_EXERCISE_. Output the entries below so that they read exactly as they do now.

_DATA SUPPLIED_.
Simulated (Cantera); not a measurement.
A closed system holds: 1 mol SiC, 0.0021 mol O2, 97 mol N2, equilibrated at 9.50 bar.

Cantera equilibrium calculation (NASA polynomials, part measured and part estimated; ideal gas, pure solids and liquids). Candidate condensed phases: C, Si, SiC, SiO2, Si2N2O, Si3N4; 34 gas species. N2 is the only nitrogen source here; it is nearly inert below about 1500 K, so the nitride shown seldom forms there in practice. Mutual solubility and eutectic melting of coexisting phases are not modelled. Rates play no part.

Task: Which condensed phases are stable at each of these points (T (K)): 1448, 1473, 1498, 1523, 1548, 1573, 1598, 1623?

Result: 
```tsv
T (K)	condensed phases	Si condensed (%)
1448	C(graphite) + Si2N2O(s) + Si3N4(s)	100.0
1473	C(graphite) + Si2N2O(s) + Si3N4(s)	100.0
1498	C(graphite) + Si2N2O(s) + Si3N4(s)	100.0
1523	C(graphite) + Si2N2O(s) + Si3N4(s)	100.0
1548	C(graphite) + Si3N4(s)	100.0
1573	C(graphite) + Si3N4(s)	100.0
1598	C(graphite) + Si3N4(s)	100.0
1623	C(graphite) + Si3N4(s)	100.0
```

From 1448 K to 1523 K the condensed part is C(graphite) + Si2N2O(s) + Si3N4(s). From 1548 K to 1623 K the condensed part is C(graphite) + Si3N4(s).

_ANSWER SPACE_.
Simulated (Cantera); not a measurement.
A closed system holds: 1 mol SiC, 0.0021 mol O2, 97 mol N2, equilibrated at 9.50 bar.

Cantera equilibrium calculation (NASA polynomials, part measured and part estimated; ideal gas, pure solids and liquids). Candidate condensed phases: C, Si, SiC, SiO2, Si2N2O, Si3N4; 34 gas species. N2 is the only nitrogen source here; it is nearly inert below about 1500 K, so the nitride shown seldom forms there in practice. Mutual solubility and eutectic melting of coexisting phases are not modelled. Rates play no part.

Task: Which condensed phases are stable at each of these points (T (K)): 1448, 1473, 1498, 1523, 1548, 1573, 1598, 1623?

Result: 
```tsv
T (K)	condensed phases	Si condensed (%)
1448	C(graphite) + Si2N2O(s) + Si3N4(s)	100.0
1473	C(graphite) + Si2N2O(s) + Si3N4(s)	100.0
1498	C(graphite) + Si2N2O(s) + Si3N4(s)	100.0
1523	C(graphite) + Si2N2O(s) + Si3N4(s)	100.0
1548	C(graphite) + Si3N4(s)	100.0
1573	C(graphite) + Si3N4(s)	100.0
1598	C(graphite) + Si3N4(s)	100.0
1623	C(graphite) + Si3N4(s)	100.0
```

From 1448 K to 1523 K the condensed part is C(graphite) + Si2N2O(s) + Si3N4(s). From 1548 K to 1623 K the condensed part is C(graphite) + Si3N4(s).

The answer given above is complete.